_Dataset_
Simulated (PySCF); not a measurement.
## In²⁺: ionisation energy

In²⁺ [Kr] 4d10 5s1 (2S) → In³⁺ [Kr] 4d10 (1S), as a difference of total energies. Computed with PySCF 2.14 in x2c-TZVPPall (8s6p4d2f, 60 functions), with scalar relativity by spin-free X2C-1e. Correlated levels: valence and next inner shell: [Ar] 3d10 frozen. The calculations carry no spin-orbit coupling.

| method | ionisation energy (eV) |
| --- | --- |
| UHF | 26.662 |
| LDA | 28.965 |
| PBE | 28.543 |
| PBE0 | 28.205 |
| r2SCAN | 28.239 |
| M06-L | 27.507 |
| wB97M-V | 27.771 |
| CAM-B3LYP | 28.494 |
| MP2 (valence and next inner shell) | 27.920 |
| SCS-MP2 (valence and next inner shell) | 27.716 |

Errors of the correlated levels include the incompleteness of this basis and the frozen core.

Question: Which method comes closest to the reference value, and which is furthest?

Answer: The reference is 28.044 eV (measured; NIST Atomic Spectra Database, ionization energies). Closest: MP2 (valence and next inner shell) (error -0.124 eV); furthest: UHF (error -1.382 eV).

_Work item_
Up to and including the line with "UHF | 26.662 |", repeat the entries exactly, beginning at their first line.

_Solution_
Simulated (PySCF); not a measurement.
## In²⁺: ionisation energy

In²⁺ [Kr] 4d10 5s1 (2S) → In³⁺ [Kr] 4d10 (1S), as a difference of total energies. Computed with PySCF 2.14 in x2c-TZVPPall (8s6p4d2f, 60 functions), with scalar relativity by spin-free X2C-1e. Correlated levels: valence and next inner shell: [Ar] 3d10 frozen. The calculations carry no spin-orbit coupling.

| method | ionisation energy (eV) |
| --- | --- |
| UHF | 26.662 |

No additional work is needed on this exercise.